........

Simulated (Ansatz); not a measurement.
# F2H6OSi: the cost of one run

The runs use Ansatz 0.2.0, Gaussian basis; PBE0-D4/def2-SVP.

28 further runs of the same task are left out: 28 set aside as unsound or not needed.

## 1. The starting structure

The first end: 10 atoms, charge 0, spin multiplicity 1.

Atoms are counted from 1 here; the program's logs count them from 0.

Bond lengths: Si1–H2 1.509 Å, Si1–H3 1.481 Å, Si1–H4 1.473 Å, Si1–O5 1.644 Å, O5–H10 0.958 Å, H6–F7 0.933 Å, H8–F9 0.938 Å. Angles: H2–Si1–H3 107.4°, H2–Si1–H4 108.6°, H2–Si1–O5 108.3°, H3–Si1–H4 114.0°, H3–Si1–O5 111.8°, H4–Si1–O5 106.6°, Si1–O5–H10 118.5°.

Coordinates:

........

» Assignment
Could you reproduce every record exactly as shown above?

» Solution
Simulated (Ansatz); not a measurement.
# F2H6OSi: the cost of one run

The runs use Ansatz 0.2.0, Gaussian basis; PBE0-D4/def2-SVP.

28 further runs of the same task are left out: 28 set aside as unsound or not needed.

## 1. The starting structure

The first end: 10 atoms, charge 0, spin multiplicity 1.

Atoms are counted from 1 here; the program's logs count them from 0.

Bond lengths: Si1–H2 1.509 Å, Si1–H3 1.481 Å, Si1–H4 1.473 Å, Si1–O5 1.644 Å, O5–H10 0.958 Å, H6–F7 0.933 Å, H8–F9 0.938 Å. Angles: H2–Si1–H3 107.4°, H2–Si1–H4 108.6°, H2–Si1–O5 108.3°, H3–Si1–H4 114.0°, H3–Si1–O5 111.8°, H4–Si1–O5 106.6°, Si1–O5–H10 118.5°.

Coordinates:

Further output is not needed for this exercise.